---+---

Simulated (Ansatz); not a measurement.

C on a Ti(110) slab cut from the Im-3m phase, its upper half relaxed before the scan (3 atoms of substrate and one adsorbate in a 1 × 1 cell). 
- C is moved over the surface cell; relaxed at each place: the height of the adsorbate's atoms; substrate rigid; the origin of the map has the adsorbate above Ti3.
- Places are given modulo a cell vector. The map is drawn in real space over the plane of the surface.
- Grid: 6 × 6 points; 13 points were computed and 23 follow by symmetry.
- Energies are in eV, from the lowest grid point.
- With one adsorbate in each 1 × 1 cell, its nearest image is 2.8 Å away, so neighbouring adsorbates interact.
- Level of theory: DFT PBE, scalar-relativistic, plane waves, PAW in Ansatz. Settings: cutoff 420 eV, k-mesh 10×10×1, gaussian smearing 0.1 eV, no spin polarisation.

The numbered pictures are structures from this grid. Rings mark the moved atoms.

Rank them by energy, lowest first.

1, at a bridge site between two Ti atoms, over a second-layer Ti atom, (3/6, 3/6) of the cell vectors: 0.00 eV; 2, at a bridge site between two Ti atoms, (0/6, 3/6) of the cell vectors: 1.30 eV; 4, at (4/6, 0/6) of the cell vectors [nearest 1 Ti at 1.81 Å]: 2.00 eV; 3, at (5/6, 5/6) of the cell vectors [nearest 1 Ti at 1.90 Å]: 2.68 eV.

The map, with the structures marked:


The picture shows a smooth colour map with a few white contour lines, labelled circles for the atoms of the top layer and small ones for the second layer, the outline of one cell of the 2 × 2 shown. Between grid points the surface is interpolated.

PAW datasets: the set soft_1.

---+---

(Task item): Only the lines above from the line with "- Energies are" to the line with "- Level of theory: DFT", those two lines included, should be reproduced exactly.

(Exercise output):
- Energies are in eV, from the lowest grid point.
- With one adsorbate in each 1 × 1 cell, its nearest image is 2.8 Å away, so neighbouring adsorbates interact.
- Level of theory: DFT PBE, scalar-relativistic, plane waves, PAW in Ansatz. Settings: cutoff 420 eV, k-mesh 10×10×1, gaussian smearing 0.1 eV, no spin polarisation.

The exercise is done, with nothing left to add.